Data records:
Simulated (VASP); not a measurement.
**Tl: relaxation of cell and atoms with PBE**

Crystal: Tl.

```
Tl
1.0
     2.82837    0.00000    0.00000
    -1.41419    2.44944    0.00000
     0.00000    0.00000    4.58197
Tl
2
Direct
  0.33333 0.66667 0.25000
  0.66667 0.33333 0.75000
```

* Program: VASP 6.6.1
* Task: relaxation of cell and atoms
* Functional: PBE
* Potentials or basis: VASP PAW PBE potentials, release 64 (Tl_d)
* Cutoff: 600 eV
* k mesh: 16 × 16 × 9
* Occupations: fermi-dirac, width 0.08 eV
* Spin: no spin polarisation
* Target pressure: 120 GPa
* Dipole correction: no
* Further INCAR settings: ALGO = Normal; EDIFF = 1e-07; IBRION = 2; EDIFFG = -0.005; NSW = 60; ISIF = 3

Work task:
From the first line to the last, return the records unchanged.

Your response:
Simulated (VASP); not a measurement.
**Tl: relaxation of cell and atoms with PBE**

Crystal: Tl.

```
Tl
1.0
     2.82837    0.00000    0.00000
    -1.41419    2.44944    0.00000
     0.00000    0.00000    4.58197
Tl
2
Direct
  0.33333 0.66667 0.25000
  0.66667 0.33333 0.75000
```

* Program: VASP 6.6.1
* Task: relaxation of cell and atoms
* Functional: PBE
* Potentials or basis: VASP PAW PBE potentials, release 64 (Tl_d)
* Cutoff: 600 eV
* k mesh: 16 × 16 × 9
* Occupations: fermi-dirac, width 0.08 eV
* Spin: no spin polarisation
* Target pressure: 120 GPa
* Dipole correction: no
* Further INCAR settings: ALGO = Normal; EDIFF = 1e-07; IBRION = 2; EDIFFG = -0.005; NSW = 60; ISIF = 3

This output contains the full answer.